:: Work instruction ::
Could every entry be set down once more, exactly as given?

:: Listed entries ::
■ ■ ■ ■ ■
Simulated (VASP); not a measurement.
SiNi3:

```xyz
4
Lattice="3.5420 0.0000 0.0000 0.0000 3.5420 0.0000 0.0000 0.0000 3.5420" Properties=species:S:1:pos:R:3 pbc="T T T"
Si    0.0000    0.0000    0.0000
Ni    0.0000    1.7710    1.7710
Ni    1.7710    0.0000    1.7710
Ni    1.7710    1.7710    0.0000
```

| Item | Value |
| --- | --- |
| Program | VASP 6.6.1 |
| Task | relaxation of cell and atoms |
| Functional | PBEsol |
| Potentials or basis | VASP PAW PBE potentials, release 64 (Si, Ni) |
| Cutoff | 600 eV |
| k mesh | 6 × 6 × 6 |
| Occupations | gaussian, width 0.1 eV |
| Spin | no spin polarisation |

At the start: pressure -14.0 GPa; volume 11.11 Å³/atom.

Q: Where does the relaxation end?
■ ■ ■ ■ ■

:: Response box ::
Simulated (VASP); not a measurement.
SiNi3:

```xyz
4
Lattice="3.5420 0.0000 0.0000 0.0000 3.5420 0.0000 0.0000 0.0000 3.5420" Properties=species:S:1:pos:R:3 pbc="T T T"
Si    0.0000    0.0000    0.0000
Ni    0.0000    1.7710    1.7710
Ni    1.7710    0.0000    1.7710
Ni    1.7710    1.7710    0.0000
```

| Item | Value |
| --- | --- |
| Program | VASP 6.6.1 |
| Task | relaxation of cell and atoms |
| Functional | PBEsol |
| Potentials or basis | VASP PAW PBE potentials, release 64 (Si, Ni) |
| Cutoff | 600 eV |
| k mesh | 6 × 6 × 6 |
| Occupations | gaussian, width 0.1 eV |
| Spin | no spin polarisation |

At the start: pressure -14.0 GPa; volume 11.11 Å³/atom.

Q: Where does the relaxation end?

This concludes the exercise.